• **Required action**
Every line below between the one holding "Model: multi-fluid Helmholtz-energy" and the one holding "y crosses x", inclusive, should be copied exactly, and no other line.

• **Listed entries**
--- START ---

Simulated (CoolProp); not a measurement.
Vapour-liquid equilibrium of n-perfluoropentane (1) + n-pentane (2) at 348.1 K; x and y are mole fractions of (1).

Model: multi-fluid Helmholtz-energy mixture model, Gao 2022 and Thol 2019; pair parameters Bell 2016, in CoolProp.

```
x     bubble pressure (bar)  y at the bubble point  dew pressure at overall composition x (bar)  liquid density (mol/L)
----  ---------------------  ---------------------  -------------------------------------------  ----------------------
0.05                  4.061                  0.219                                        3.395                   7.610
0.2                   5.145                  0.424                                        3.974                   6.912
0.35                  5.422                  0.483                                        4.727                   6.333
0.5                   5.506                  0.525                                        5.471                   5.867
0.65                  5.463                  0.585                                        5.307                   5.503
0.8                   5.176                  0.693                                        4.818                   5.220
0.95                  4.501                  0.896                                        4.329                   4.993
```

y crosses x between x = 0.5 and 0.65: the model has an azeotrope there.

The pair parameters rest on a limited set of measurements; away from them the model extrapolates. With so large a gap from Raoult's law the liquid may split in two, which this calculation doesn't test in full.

--- END ---

• **Solution**
Model: multi-fluid Helmholtz-energy mixture model, Gao 2022 and Thol 2019; pair parameters Bell 2016, in CoolProp.

```
x     bubble pressure (bar)  y at the bubble point  dew pressure at overall composition x (bar)  liquid density (mol/L)
----  ---------------------  ---------------------  -------------------------------------------  ----------------------
0.05                  4.061                  0.219                                        3.395                   7.610
0.2                   5.145                  0.424                                        3.974                   6.912
0.35                  5.422                  0.483                                        4.727                   6.333
0.5                   5.506                  0.525                                        5.471                   5.867
0.65                  5.463                  0.585                                        5.307                   5.503
0.8                   5.176                  0.693                                        4.818                   5.220
0.95                  4.501                  0.896                                        4.329                   4.993
```

y crosses x between x = 0.5 and 0.65: the model has an azeotrope there.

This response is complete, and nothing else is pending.